-- WORK ORDER --
Only the lines from the beginning of the data below through the line that contains "Geometry optimised at PBE-D3(BJ)/def2-TZVP." should be repeated, exactly as written.

-- INPUT DATA --
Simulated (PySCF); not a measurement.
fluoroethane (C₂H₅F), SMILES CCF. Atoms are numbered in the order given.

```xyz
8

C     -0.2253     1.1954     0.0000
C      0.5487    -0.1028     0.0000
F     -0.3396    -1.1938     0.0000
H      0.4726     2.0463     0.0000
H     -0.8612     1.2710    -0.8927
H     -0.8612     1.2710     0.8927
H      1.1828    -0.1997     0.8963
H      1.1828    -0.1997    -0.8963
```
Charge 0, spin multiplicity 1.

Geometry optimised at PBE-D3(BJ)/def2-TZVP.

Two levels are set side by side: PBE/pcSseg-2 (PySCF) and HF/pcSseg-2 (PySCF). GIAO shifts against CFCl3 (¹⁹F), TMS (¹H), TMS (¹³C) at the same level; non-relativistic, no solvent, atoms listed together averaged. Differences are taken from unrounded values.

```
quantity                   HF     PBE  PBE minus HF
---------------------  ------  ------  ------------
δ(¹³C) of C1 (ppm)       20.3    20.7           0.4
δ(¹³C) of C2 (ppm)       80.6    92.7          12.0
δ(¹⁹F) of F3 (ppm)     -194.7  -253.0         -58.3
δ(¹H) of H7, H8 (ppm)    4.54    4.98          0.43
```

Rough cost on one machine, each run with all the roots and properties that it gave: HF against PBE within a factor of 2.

-- TASK RESULT --
Simulated (PySCF); not a measurement.
fluoroethane (C₂H₅F), SMILES CCF. Atoms are numbered in the order given.

```xyz
8

C     -0.2253     1.1954     0.0000
C      0.5487    -0.1028     0.0000
F     -0.3396    -1.1938     0.0000
H      0.4726     2.0463     0.0000
H     -0.8612     1.2710    -0.8927
H     -0.8612     1.2710     0.8927
H      1.1828    -0.1997     0.8963
H      1.1828    -0.1997    -0.8963
```
Charge 0, spin multiplicity 1.

Geometry optimised at PBE-D3(BJ)/def2-TZVP.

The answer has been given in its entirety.